◆ EXTRACTED INFORMATION ◆
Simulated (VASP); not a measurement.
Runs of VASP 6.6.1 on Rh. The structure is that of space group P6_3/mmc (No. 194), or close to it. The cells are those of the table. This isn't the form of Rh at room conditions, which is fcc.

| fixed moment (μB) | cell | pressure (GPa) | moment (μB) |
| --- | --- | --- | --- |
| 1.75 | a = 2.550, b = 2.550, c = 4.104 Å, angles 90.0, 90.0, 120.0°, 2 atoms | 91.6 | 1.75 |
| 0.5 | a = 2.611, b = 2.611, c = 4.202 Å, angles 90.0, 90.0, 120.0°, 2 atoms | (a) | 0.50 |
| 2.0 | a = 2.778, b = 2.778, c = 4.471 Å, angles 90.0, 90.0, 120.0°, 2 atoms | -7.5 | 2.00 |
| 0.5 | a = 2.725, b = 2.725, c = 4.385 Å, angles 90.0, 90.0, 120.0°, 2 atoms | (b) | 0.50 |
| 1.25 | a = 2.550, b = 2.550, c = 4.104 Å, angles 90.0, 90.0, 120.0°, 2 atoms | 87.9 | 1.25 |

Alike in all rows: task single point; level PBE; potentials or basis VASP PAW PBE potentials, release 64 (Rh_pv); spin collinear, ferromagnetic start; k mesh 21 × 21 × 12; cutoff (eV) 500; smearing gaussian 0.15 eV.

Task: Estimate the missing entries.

◆ WORK ORDER ◆
Retype the records above without changing a single word.

◆ RESULT ◆
Simulated (VASP); not a measurement.
Runs of VASP 6.6.1 on Rh. The structure is that of space group P6_3/mmc (No. 194), or close to it. The cells are those of the table. This isn't the form of Rh at room conditions, which is fcc.

| fixed moment (μB) | cell | pressure (GPa) | moment (μB) |
| --- | --- | --- | --- |
| 1.75 | a = 2.550, b = 2.550, c = 4.104 Å, angles 90.0, 90.0, 120.0°, 2 atoms | 91.6 | 1.75 |
| 0.5 | a = 2.611, b = 2.611, c = 4.202 Å, angles 90.0, 90.0, 120.0°, 2 atoms | (a) | 0.50 |
| 2.0 | a = 2.778, b = 2.778, c = 4.471 Å, angles 90.0, 90.0, 120.0°, 2 atoms | -7.5 | 2.00 |
| 0.5 | a = 2.725, b = 2.725, c = 4.385 Å, angles 90.0, 90.0, 120.0°, 2 atoms | (b) | 0.50 |
| 1.25 | a = 2.550, b = 2.550, c = 4.104 Å, angles 90.0, 90.0, 120.0°, 2 atoms | 87.9 | 1.25 |

Alike in all rows: task single point; level PBE; potentials or basis VASP PAW PBE potentials, release 64 (Rh_pv); spin collinear, ferromagnetic start; k mesh 21 × 21 × 12; cutoff (eV) 500; smearing gaussian 0.15 eV.

Task: Estimate the missing entries.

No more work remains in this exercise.